--- Material supplied Enclosed Below ---

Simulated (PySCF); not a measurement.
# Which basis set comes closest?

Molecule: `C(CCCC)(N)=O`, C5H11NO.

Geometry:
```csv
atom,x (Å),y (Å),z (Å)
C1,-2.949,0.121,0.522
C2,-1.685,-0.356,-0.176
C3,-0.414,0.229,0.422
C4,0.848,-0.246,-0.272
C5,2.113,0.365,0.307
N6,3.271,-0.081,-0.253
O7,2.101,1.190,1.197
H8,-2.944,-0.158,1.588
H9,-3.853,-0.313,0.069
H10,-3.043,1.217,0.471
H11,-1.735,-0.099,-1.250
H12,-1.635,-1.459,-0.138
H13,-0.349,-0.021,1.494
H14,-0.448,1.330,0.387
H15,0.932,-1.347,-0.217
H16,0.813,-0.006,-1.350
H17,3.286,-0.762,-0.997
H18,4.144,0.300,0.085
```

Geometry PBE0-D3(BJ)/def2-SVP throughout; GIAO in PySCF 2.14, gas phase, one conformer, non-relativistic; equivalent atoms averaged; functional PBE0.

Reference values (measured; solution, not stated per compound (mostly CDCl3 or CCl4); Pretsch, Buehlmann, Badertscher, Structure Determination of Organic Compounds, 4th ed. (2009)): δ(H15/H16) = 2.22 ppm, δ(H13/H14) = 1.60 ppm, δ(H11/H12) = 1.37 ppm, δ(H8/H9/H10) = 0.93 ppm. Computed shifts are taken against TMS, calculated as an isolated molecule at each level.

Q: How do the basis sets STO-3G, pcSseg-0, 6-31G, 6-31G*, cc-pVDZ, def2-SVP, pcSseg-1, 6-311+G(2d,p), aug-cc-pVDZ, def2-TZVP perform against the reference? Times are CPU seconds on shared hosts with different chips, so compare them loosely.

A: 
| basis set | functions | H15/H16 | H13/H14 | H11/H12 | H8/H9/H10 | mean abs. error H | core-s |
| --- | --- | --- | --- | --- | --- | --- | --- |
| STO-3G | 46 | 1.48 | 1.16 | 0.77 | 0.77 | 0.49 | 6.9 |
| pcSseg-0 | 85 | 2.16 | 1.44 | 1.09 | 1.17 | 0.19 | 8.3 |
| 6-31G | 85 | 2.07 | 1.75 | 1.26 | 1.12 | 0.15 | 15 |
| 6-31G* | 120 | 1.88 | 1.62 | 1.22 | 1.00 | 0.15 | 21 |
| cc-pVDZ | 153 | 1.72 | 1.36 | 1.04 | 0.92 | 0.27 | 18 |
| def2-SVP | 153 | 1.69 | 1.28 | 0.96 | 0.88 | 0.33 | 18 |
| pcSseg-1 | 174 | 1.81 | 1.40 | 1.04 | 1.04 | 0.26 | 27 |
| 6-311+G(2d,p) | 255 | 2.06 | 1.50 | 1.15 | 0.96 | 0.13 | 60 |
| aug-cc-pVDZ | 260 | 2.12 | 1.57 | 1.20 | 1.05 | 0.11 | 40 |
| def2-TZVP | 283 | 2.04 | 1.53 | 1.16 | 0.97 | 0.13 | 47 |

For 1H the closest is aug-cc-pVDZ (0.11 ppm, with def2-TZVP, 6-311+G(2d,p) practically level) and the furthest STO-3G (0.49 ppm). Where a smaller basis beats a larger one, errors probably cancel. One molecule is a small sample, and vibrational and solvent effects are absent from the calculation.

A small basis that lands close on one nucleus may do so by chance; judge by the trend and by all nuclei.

--- End of Enclosed Material supplied ---

* Work item: Taking the listing above as the source, transcribe only the lines starting at the line with "0.15 | 15 |" and going through the line with "For 1H the closest", unaltered and with both ends included.

* Problem solution:
| 6-31G | 85 | 2.07 | 1.75 | 1.26 | 1.12 | 0.15 | 15 |
| 6-31G* | 120 | 1.88 | 1.62 | 1.22 | 1.00 | 0.15 | 21 |
| cc-pVDZ | 153 | 1.72 | 1.36 | 1.04 | 0.92 | 0.27 | 18 |
| def2-SVP | 153 | 1.69 | 1.28 | 0.96 | 0.88 | 0.33 | 18 |
| pcSseg-1 | 174 | 1.81 | 1.40 | 1.04 | 1.04 | 0.26 | 27 |
| 6-311+G(2d,p) | 255 | 2.06 | 1.50 | 1.15 | 0.96 | 0.13 | 60 |
| aug-cc-pVDZ | 260 | 2.12 | 1.57 | 1.20 | 1.05 | 0.11 | 40 |
| def2-TZVP | 283 | 2.04 | 1.53 | 1.16 | 0.97 | 0.13 | 47 |

For 1H the closest is aug-cc-pVDZ (0.11 ppm, with def2-TZVP, 6-311+G(2d,p) practically level) and the furthest STO-3G (0.49 ppm). Where a smaller basis beats a larger one, errors probably cancel. One molecule is a small sample, and vibrational and solvent effects are absent from the calculation.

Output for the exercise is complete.